* **BRIEF**
Go through the data line by line from the top, retyping each exactly, and end with the line that contains "Hardware: 1 thread".

* **THE DATA**
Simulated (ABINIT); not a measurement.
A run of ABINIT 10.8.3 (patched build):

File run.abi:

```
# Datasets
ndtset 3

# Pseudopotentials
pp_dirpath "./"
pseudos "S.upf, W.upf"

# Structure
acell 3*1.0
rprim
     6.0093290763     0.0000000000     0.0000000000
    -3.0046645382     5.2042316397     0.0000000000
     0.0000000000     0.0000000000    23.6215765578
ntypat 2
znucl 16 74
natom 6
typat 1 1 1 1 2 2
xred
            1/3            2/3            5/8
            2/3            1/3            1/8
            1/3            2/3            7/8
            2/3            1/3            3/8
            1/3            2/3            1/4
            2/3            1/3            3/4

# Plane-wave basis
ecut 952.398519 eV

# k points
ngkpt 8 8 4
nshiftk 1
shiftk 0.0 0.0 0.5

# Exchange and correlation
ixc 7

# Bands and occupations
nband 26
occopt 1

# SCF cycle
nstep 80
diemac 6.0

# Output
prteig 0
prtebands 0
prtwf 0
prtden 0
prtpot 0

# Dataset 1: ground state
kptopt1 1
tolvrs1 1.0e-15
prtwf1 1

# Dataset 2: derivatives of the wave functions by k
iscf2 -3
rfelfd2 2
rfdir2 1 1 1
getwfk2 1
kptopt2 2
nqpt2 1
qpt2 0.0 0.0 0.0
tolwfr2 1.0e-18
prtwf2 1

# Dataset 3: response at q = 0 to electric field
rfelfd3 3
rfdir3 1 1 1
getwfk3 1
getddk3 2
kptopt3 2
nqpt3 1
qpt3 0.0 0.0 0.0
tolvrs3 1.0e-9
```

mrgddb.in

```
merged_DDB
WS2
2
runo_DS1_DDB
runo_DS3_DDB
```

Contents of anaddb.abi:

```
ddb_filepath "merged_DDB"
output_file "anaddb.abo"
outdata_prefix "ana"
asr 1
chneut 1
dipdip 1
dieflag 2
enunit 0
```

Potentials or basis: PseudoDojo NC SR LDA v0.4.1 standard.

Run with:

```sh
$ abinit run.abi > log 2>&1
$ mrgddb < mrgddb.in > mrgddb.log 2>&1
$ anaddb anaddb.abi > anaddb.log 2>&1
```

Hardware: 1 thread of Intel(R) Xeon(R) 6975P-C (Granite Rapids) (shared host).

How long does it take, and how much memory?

* **RESPONSE BOX**
Simulated (ABINIT); not a measurement.
A run of ABINIT 10.8.3 (patched build):

File run.abi:

```
# Datasets
ndtset 3

# Pseudopotentials
pp_dirpath "./"
pseudos "S.upf, W.upf"

# Structure
acell 3*1.0
rprim
     6.0093290763     0.0000000000     0.0000000000
    -3.0046645382     5.2042316397     0.0000000000
     0.0000000000     0.0000000000    23.6215765578
ntypat 2
znucl 16 74
natom 6
typat 1 1 1 1 2 2
xred
            1/3            2/3            5/8
            2/3            1/3            1/8
            1/3            2/3            7/8
            2/3            1/3            3/8
            1/3            2/3            1/4
            2/3            1/3            3/4

# Plane-wave basis
ecut 952.398519 eV

# k points
ngkpt 8 8 4
nshiftk 1
shiftk 0.0 0.0 0.5

# Exchange and correlation
ixc 7

# Bands and occupations
nband 26
occopt 1

# SCF cycle
nstep 80
diemac 6.0

# Output
prteig 0
prtebands 0
prtwf 0
prtden 0
prtpot 0

# Dataset 1: ground state
kptopt1 1
tolvrs1 1.0e-15
prtwf1 1

# Dataset 2: derivatives of the wave functions by k
iscf2 -3
rfelfd2 2
rfdir2 1 1 1
getwfk2 1
kptopt2 2
nqpt2 1
qpt2 0.0 0.0 0.0
tolwfr2 1.0e-18
prtwf2 1

# Dataset 3: response at q = 0 to electric field
rfelfd3 3
rfdir3 1 1 1
getwfk3 1
getddk3 2
kptopt3 2
nqpt3 1
qpt3 0.0 0.0 0.0
tolvrs3 1.0e-9
```

mrgddb.in

```
merged_DDB
WS2
2
runo_DS1_DDB
runo_DS3_DDB
```

Contents of anaddb.abi:

```
ddb_filepath "merged_DDB"
output_file "anaddb.abo"
outdata_prefix "ana"
asr 1
chneut 1
dipdip 1
dieflag 2
enunit 0
```

Potentials or basis: PseudoDojo NC SR LDA v0.4.1 standard.

Run with:

```sh
$ abinit run.abi > log 2>&1
$ mrgddb < mrgddb.in > mrgddb.log 2>&1
$ anaddb anaddb.abi > anaddb.log 2>&1
```

Hardware: 1 thread of Intel(R) Xeon(R) 6975P-C (Granite Rapids) (shared host).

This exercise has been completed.